=== Listed records ===
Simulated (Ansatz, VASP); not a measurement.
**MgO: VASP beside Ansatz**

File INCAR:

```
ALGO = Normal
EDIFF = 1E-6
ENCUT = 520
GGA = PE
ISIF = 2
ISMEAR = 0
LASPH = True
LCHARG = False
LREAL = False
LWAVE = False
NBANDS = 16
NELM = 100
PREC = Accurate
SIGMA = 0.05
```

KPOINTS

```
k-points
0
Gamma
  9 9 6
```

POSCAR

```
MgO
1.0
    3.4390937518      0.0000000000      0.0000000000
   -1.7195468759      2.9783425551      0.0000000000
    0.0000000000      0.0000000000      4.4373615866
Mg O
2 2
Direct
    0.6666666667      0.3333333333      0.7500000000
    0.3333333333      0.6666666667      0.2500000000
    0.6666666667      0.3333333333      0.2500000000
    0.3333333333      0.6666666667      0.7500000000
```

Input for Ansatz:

=== Work order ===
Output every line of the listing exactly as written.

=== Task response ===
Simulated (Ansatz, VASP); not a measurement.
**MgO: VASP beside Ansatz**

File INCAR:

```
ALGO = Normal
EDIFF = 1E-6
ENCUT = 520
GGA = PE
ISIF = 2
ISMEAR = 0
LASPH = True
LCHARG = False
LREAL = False
LWAVE = False
NBANDS = 16
NELM = 100
PREC = Accurate
SIGMA = 0.05
```

KPOINTS

```
k-points
0
Gamma
  9 9 6
```

POSCAR

```
MgO
1.0
    3.4390937518      0.0000000000      0.0000000000
   -1.7195468759      2.9783425551      0.0000000000
    0.0000000000      0.0000000000      4.4373615866
Mg O
2 2
Direct
    0.6666666667      0.3333333333      0.7500000000
    0.3333333333      0.6666666667      0.2500000000
    0.6666666667      0.3333333333      0.2500000000
    0.3333333333      0.6666666667      0.7500000000
```

Input for Ansatz:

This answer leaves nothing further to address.